● **WORK ORDER**: Repeat exactly what appears from the opening line of the listing to the line with "The density hangs", inclusive.

● **INFORMATION PROVIDED**:
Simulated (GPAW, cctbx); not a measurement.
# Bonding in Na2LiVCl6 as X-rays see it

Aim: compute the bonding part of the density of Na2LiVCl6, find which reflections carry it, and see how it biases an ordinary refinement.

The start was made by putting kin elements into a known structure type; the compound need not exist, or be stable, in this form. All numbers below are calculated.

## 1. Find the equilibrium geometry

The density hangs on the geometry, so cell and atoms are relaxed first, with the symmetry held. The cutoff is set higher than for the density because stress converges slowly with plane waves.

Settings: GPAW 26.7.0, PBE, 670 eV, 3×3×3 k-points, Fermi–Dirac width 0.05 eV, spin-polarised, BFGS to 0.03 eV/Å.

● **RESULT**:
Simulated (GPAW, cctbx); not a measurement.
# Bonding in Na2LiVCl6 as X-rays see it

Aim: compute the bonding part of the density of Na2LiVCl6, find which reflections carry it, and see how it biases an ordinary refinement.

The start was made by putting kin elements into a known structure type; the compound need not exist, or be stable, in this form. All numbers below are calculated.

## 1. Find the equilibrium geometry

The density hangs on the geometry, so cell and atoms are relaxed first, with the symmetry held. The cutoff is set higher than for the density because stress converges slowly with plane waves.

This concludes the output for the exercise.